Information supplied START

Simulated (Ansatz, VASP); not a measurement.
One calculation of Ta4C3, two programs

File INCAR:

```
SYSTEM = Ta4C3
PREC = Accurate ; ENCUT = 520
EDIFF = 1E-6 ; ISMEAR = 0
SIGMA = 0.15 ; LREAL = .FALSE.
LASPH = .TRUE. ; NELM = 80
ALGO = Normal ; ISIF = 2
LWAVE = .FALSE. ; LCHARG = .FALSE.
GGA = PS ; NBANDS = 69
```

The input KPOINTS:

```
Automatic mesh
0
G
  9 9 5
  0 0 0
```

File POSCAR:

Information supplied END

Exercise:
Set down the data in full, word for word.

Answer box:
Simulated (Ansatz, VASP); not a measurement.
One calculation of Ta4C3, two programs

File INCAR:

```
SYSTEM = Ta4C3
PREC = Accurate ; ENCUT = 520
EDIFF = 1E-6 ; ISMEAR = 0
SIGMA = 0.15 ; LREAL = .FALSE.
LASPH = .TRUE. ; NELM = 80
ALGO = Normal ; ISIF = 2
LWAVE = .FALSE. ; LCHARG = .FALSE.
GGA = PS ; NBANDS = 69
```

The input KPOINTS:

```
Automatic mesh
0
G
  9 9 5
  0 0 0
```

File POSCAR:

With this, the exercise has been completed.